WORK ITEM:
Only an exact copy of the records below will serve as the answer.

EXCERPTED DATA:
* * * * * * *
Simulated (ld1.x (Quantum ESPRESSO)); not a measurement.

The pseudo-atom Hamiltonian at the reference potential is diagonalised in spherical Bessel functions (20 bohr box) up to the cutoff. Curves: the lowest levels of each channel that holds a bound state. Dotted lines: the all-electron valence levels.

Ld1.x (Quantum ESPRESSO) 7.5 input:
* * * * * * *

EXERCISE OUTPUT:
Simulated (ld1.x (Quantum ESPRESSO)); not a measurement.

The pseudo-atom Hamiltonian at the reference potential is diagonalised in spherical Bessel functions (20 bohr box) up to the cutoff. Curves: the lowest levels of each channel that holds a bound state. Dotted lines: the all-electron valence levels.

Ld1.x (Quantum ESPRESSO) 7.5 input:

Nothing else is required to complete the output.